## Activity
Output the lines below exactly, please, from the first line until the line with "Origin of the", counting both.

***
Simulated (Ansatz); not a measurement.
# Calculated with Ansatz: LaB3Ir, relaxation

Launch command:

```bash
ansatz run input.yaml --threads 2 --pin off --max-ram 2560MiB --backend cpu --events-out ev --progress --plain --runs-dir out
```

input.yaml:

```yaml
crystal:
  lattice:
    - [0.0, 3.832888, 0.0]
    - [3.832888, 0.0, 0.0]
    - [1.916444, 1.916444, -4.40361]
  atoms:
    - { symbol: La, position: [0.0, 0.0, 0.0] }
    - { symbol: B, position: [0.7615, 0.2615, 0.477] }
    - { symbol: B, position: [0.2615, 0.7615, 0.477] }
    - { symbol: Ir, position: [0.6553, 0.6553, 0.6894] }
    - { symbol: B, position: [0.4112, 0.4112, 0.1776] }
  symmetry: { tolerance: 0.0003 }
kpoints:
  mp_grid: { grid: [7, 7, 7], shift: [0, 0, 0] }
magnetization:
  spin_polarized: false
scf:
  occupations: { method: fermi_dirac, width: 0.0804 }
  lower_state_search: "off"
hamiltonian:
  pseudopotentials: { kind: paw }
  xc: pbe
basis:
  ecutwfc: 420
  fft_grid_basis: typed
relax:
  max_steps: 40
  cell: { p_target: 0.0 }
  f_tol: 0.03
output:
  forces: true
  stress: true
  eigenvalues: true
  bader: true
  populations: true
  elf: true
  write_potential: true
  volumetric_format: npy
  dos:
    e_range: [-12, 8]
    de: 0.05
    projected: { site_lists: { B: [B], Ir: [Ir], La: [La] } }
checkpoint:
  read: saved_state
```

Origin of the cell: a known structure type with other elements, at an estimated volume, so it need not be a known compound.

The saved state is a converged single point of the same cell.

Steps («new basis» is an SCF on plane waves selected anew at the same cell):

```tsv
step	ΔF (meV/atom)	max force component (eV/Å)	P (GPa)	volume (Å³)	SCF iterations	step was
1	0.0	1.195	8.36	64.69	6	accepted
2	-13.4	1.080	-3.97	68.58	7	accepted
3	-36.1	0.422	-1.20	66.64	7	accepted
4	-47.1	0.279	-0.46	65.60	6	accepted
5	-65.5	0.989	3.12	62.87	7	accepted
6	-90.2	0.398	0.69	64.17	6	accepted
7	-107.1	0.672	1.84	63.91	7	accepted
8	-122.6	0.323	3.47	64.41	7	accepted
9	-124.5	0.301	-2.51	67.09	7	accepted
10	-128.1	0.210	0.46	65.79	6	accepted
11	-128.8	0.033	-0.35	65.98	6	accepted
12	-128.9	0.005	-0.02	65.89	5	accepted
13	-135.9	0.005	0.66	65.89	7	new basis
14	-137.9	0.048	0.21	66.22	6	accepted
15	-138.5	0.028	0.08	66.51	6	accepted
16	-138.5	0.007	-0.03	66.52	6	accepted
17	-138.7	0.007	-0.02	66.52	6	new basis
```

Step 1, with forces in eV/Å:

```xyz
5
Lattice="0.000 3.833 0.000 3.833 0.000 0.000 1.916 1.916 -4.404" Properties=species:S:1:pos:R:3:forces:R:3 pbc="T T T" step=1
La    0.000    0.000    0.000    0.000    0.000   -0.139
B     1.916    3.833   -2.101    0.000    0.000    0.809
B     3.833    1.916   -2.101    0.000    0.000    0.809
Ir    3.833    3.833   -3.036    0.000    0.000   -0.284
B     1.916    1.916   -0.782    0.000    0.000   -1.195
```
***

## Exercise result
Simulated (Ansatz); not a measurement.
# Calculated with Ansatz: LaB3Ir, relaxation

Launch command:

```bash
ansatz run input.yaml --threads 2 --pin off --max-ram 2560MiB --backend cpu --events-out ev --progress --plain --runs-dir out
```

input.yaml:

```yaml
crystal:
  lattice:
    - [0.0, 3.832888, 0.0]
    - [3.832888, 0.0, 0.0]
    - [1.916444, 1.916444, -4.40361]
  atoms:
    - { symbol: La, position: [0.0, 0.0, 0.0] }
    - { symbol: B, position: [0.7615, 0.2615, 0.477] }
    - { symbol: B, position: [0.2615, 0.7615, 0.477] }
    - { symbol: Ir, position: [0.6553, 0.6553, 0.6894] }
    - { symbol: B, position: [0.4112, 0.4112, 0.1776] }
  symmetry: { tolerance: 0.0003 }
kpoints:
  mp_grid: { grid: [7, 7, 7], shift: [0, 0, 0] }
magnetization:
  spin_polarized: false
scf:
  occupations: { method: fermi_dirac, width: 0.0804 }
  lower_state_search: "off"
hamiltonian:
  pseudopotentials: { kind: paw }
  xc: pbe
basis:
  ecutwfc: 420
  fft_grid_basis: typed
relax:
  max_steps: 40
  cell: { p_target: 0.0 }
  f_tol: 0.03
output:
  forces: true
  stress: true
  eigenvalues: true
  bader: true
  populations: true
  elf: true
  write_potential: true
  volumetric_format: npy
  dos:
    e_range: [-12, 8]
    de: 0.05
    projected: { site_lists: { B: [B], Ir: [Ir], La: [La] } }
checkpoint:
  read: saved_state
```

Origin of the cell: a known structure type with other elements, at an estimated volume, so it need not be a known compound.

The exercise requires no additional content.